#### [TASK ITEM]
Would you extract the whole listing below and retype it exactly?

◆ ◆ ◆ ◆

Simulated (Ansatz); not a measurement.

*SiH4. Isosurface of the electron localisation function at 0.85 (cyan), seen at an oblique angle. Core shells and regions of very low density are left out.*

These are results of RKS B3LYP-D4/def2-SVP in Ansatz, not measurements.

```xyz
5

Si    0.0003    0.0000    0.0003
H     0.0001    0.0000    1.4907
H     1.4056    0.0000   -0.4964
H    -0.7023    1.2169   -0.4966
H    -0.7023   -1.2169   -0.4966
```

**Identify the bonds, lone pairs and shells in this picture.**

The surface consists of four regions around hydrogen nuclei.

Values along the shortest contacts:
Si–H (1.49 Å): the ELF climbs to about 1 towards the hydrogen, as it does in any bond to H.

◆ ◆ ◆ ◆

#### [WORKED SOLUTION]
Simulated (Ansatz); not a measurement.

*SiH4. Isosurface of the electron localisation function at 0.85 (cyan), seen at an oblique angle. Core shells and regions of very low density are left out.*

These are results of RKS B3LYP-D4/def2-SVP in Ansatz, not measurements.

```xyz
5

Si    0.0003    0.0000    0.0003
H     0.0001    0.0000    1.4907
H     1.4056    0.0000   -0.4964
H    -0.7023    1.2169   -0.4966
H    -0.7023   -1.2169   -0.4966
```

**Identify the bonds, lone pairs and shells in this picture.**

The surface consists of four regions around hydrogen nuclei.

Values along the shortest contacts:
Si–H (1.49 Å): the ELF climbs to about 1 towards the hydrogen, as it does in any bond to H.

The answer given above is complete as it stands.